Copy every line of the material precisely.

═══

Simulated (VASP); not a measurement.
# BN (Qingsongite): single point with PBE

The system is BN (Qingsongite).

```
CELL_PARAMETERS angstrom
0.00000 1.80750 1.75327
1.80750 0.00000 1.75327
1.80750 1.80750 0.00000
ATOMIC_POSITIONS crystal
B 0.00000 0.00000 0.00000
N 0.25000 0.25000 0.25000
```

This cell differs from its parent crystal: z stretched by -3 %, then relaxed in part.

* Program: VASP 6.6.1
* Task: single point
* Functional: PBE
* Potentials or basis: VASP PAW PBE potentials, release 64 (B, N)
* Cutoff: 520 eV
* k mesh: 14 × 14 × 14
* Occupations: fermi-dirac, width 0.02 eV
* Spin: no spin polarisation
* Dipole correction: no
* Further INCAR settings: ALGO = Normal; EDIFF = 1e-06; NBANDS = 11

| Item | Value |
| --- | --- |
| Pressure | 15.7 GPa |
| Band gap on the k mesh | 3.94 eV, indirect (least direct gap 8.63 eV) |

═══

◆ Expected answer ◆
Simulated (VASP); not a measurement.
# BN (Qingsongite): single point with PBE

The system is BN (Qingsongite).

```
CELL_PARAMETERS angstrom
0.00000 1.80750 1.75327
1.80750 0.00000 1.75327
1.80750 1.80750 0.00000
ATOMIC_POSITIONS crystal
B 0.00000 0.00000 0.00000
N 0.25000 0.25000 0.25000
```

This cell differs from its parent crystal: z stretched by -3 %, then relaxed in part.

* Program: VASP 6.6.1
* Task: single point
* Functional: PBE
* Potentials or basis: VASP PAW PBE potentials, release 64 (B, N)
* Cutoff: 520 eV
* k mesh: 14 × 14 × 14
* Occupations: fermi-dirac, width 0.02 eV
* Spin: no spin polarisation
* Dipole correction: no
* Further INCAR settings: ALGO = Normal; EDIFF = 1e-06; NBANDS = 11

| Item | Value |
| --- | --- |
| Pressure | 15.7 GPa |
| Band gap on the k mesh | 3.94 eV, indirect (least direct gap 8.63 eV) |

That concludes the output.